* Required action
Give a verbatim quotation of every record.

■ ■ ■
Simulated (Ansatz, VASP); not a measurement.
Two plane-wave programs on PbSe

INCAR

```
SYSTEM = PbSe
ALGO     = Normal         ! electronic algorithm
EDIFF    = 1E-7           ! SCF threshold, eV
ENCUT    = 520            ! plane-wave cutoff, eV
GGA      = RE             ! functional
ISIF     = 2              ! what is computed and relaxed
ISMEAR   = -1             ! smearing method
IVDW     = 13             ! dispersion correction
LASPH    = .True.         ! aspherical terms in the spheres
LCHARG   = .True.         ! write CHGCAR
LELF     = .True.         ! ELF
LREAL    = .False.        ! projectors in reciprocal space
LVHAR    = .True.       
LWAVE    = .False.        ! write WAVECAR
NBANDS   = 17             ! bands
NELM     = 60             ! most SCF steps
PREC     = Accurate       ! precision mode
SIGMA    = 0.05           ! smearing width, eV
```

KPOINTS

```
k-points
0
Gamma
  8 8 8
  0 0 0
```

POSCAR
■ ■ ■

* Task result
Simulated (Ansatz, VASP); not a measurement.
Two plane-wave programs on PbSe

INCAR

```
SYSTEM = PbSe
ALGO     = Normal         ! electronic algorithm
EDIFF    = 1E-7           ! SCF threshold, eV
ENCUT    = 520            ! plane-wave cutoff, eV
GGA      = RE             ! functional
ISIF     = 2              ! what is computed and relaxed
ISMEAR   = -1             ! smearing method
IVDW     = 13             ! dispersion correction
LASPH    = .True.         ! aspherical terms in the spheres
LCHARG   = .True.         ! write CHGCAR
LELF     = .True.         ! ELF
LREAL    = .False.        ! projectors in reciprocal space
LVHAR    = .True.       
LWAVE    = .False.        ! write WAVECAR
NBANDS   = 17             ! bands
NELM     = 60             ! most SCF steps
PREC     = Accurate       ! precision mode
SIGMA    = 0.05           ! smearing width, eV
```

KPOINTS

```
k-points
0
Gamma
  8 8 8
  0 0 0
```

POSCAR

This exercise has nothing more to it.